§ **DATA RECORDS**:
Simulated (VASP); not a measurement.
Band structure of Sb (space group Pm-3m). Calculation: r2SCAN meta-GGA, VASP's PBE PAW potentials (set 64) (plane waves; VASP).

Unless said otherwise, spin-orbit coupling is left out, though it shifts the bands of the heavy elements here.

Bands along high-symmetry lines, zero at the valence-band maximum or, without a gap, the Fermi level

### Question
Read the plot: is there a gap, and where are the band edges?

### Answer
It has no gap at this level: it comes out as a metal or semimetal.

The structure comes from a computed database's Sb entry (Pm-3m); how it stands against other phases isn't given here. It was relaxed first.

§ **TASK ITEM**:
Beginning at the line with "Read the plot: is" and ending at the line with "It has no gap", reproduce each line of the data above exactly, and add no other lines.

§ **RESPONSE**:
Read the plot: is there a gap, and where are the band edges?

### Answer
It has no gap at this level: it comes out as a metal or semimetal.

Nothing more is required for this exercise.